Given records:
○ ○ ○ ○ ○
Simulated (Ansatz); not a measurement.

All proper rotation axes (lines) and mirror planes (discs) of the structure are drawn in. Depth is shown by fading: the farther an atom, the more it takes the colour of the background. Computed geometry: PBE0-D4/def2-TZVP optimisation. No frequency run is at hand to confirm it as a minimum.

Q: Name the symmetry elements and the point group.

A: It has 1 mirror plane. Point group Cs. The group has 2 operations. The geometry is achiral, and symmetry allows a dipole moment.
○ ○ ○ ○ ○

Exercise:
Print, exactly as written, the first line of the records above and each line after it until the line with "Q: Name the", which is printed too.

Exercise answer:
Simulated (Ansatz); not a measurement.

All proper rotation axes (lines) and mirror planes (discs) of the structure are drawn in. Depth is shown by fading: the farther an atom, the more it takes the colour of the background. Computed geometry: PBE0-D4/def2-TZVP optimisation. No frequency run is at hand to confirm it as a minimum.

Q: Name the symmetry elements and the point group.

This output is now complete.